======

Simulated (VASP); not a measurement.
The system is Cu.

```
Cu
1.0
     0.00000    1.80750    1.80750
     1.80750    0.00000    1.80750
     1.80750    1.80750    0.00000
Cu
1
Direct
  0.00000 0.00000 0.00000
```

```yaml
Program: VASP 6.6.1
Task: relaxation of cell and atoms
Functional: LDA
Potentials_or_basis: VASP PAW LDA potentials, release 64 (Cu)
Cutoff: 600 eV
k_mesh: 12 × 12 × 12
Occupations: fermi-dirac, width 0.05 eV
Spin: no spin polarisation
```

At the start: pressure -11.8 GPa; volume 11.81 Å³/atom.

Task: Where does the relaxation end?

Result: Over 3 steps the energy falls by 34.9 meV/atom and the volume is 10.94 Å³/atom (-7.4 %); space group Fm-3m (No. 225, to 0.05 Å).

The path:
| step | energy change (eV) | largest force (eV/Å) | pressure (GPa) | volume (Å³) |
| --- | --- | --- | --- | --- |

======

● **ASSIGNMENT**:
Retype the listing exactly.

● **WRITTEN ANSWER**:
Simulated (VASP); not a measurement.
The system is Cu.

```
Cu
1.0
     0.00000    1.80750    1.80750
     1.80750    0.00000    1.80750
     1.80750    1.80750    0.00000
Cu
1
Direct
  0.00000 0.00000 0.00000
```

```yaml
Program: VASP 6.6.1
Task: relaxation of cell and atoms
Functional: LDA
Potentials_or_basis: VASP PAW LDA potentials, release 64 (Cu)
Cutoff: 600 eV
k_mesh: 12 × 12 × 12
Occupations: fermi-dirac, width 0.05 eV
Spin: no spin polarisation
```

At the start: pressure -11.8 GPa; volume 11.81 Å³/atom.

Task: Where does the relaxation end?

Result: Over 3 steps the energy falls by 34.9 meV/atom and the volume is 10.94 Å³/atom (-7.4 %); space group Fm-3m (No. 225, to 0.05 Å).

The path:
| step | energy change (eV) | largest force (eV/Å) | pressure (GPa) | volume (Å³) |
| --- | --- | --- | --- | --- |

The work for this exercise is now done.